*** Block opens ***

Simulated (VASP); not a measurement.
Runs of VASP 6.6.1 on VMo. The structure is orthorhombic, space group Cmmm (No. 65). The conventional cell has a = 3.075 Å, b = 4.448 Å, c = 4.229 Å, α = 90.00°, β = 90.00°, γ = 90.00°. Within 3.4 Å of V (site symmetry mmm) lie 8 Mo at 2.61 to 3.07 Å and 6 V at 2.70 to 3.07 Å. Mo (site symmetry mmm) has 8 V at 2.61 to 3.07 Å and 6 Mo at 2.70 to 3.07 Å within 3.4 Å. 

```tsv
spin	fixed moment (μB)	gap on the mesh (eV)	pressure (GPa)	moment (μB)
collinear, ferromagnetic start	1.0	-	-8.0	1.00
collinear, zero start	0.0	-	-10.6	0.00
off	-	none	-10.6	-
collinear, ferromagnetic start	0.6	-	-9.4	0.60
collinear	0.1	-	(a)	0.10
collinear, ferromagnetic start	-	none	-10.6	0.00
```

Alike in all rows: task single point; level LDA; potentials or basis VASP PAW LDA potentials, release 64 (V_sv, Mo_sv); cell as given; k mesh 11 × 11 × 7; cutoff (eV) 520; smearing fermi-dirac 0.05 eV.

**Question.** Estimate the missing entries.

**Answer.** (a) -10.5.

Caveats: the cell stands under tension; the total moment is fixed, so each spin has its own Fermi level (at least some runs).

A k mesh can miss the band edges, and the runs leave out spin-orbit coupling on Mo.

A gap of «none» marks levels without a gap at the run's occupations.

*** Block closes ***

Using the records above, copy word for word the line with "the missing entries.", the line with "A k mesh can", and every line between them.

**Question.** Estimate the missing entries.

**Answer.** (a) -10.5.

Caveats: the cell stands under tension; the total moment is fixed, so each spin has its own Fermi level (at least some runs).

A k mesh can miss the band edges, and the runs leave out spin-orbit coupling on Mo.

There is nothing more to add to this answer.